◆ TASK ITEM ◆
Type out the entries again, keeping every word unchanged.

* * * * * * * * *

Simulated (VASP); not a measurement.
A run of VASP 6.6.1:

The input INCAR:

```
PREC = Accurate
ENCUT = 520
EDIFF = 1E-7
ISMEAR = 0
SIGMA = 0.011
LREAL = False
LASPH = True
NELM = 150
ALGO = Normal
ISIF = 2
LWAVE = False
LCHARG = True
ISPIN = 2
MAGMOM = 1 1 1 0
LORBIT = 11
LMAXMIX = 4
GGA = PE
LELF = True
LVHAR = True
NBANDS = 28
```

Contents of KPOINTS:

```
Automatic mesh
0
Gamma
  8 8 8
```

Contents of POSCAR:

* * * * * * * * *

◆ TASK OUTPUT ◆
Simulated (VASP); not a measurement.
A run of VASP 6.6.1:

The input INCAR:

```
PREC = Accurate
ENCUT = 520
EDIFF = 1E-7
ISMEAR = 0
SIGMA = 0.011
LREAL = False
LASPH = True
NELM = 150
ALGO = Normal
ISIF = 2
LWAVE = False
LCHARG = True
ISPIN = 2
MAGMOM = 1 1 1 0
LORBIT = 11
LMAXMIX = 4
GGA = PE
LELF = True
LVHAR = True
NBANDS = 28
```

Contents of KPOINTS:

```
Automatic mesh
0
Gamma
  8 8 8
```

Contents of POSCAR:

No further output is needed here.